### WORK TASK
So that the copy matches the original, write out every entry exactly.

### DATA EXCERPTS
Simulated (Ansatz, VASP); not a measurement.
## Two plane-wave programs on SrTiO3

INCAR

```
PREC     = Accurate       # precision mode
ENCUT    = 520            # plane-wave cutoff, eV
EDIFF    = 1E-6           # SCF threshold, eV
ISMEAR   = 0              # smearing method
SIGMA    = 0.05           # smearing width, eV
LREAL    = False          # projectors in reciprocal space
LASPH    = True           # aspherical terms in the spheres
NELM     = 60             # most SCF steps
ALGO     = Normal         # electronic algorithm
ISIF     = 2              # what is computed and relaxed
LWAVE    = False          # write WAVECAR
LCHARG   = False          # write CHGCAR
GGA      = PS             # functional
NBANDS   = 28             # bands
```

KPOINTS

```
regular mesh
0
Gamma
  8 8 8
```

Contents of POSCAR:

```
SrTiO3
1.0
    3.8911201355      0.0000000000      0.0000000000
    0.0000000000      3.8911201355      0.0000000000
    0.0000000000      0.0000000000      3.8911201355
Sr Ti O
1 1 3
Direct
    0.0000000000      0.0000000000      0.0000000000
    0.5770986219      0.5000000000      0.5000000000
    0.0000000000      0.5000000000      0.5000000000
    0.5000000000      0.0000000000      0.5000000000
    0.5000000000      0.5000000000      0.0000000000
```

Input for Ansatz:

### WRITTEN SOLUTION
Simulated (Ansatz, VASP); not a measurement.
## Two plane-wave programs on SrTiO3

INCAR

```
PREC     = Accurate       # precision mode
ENCUT    = 520            # plane-wave cutoff, eV
EDIFF    = 1E-6           # SCF threshold, eV
ISMEAR   = 0              # smearing method
SIGMA    = 0.05           # smearing width, eV
LREAL    = False          # projectors in reciprocal space
LASPH    = True           # aspherical terms in the spheres
NELM     = 60             # most SCF steps
ALGO     = Normal         # electronic algorithm
ISIF     = 2              # what is computed and relaxed
LWAVE    = False          # write WAVECAR
LCHARG   = False          # write CHGCAR
GGA      = PS             # functional
NBANDS   = 28             # bands
```

KPOINTS

```
regular mesh
0
Gamma
  8 8 8
```

Contents of POSCAR:

```
SrTiO3
1.0
    3.8911201355      0.0000000000      0.0000000000
    0.0000000000      3.8911201355      0.0000000000
    0.0000000000      0.0000000000      3.8911201355
Sr Ti O
1 1 3
Direct
    0.0000000000      0.0000000000      0.0000000000
    0.5770986219      0.5000000000      0.5000000000
    0.0000000000      0.5000000000      0.5000000000
    0.5000000000      0.0000000000      0.5000000000
    0.5000000000      0.5000000000      0.0000000000
```

Input for Ansatz:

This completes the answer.